**Action item**.
Below are lines of data, and only some are wanted. Please repeat exactly those from the line that has "55.9 | 4.31 |" through the line that has "(a) 7.8; (b) 26.4.".

*** Information given Section Begins ***

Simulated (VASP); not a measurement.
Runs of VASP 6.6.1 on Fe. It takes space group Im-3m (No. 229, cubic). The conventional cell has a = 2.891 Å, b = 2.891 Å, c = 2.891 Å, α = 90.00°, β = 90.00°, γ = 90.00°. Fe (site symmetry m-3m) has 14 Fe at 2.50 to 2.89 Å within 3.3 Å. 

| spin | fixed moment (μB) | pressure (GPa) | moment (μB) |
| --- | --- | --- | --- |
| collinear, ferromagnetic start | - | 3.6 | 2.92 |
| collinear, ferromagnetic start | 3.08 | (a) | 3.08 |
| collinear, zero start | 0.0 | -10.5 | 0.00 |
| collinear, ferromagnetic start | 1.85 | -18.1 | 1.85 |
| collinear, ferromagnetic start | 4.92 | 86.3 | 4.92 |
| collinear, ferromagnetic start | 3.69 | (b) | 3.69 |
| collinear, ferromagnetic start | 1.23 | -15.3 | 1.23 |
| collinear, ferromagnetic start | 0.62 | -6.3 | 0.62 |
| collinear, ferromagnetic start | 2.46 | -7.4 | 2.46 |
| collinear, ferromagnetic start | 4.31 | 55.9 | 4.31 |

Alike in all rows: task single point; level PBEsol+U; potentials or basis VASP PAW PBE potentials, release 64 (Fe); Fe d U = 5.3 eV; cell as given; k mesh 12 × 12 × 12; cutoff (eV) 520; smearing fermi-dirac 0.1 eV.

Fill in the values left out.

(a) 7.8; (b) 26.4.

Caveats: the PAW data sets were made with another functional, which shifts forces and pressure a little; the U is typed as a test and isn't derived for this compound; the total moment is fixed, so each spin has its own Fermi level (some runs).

*** Information given Section Ends ***

**Exercise solution**.
| collinear, ferromagnetic start | 4.31 | 55.9 | 4.31 |

Alike in all rows: task single point; level PBEsol+U; potentials or basis VASP PAW PBE potentials, release 64 (Fe); Fe d U = 5.3 eV; cell as given; k mesh 12 × 12 × 12; cutoff (eV) 520; smearing fermi-dirac 0.1 eV.

Fill in the values left out.

(a) 7.8; (b) 26.4.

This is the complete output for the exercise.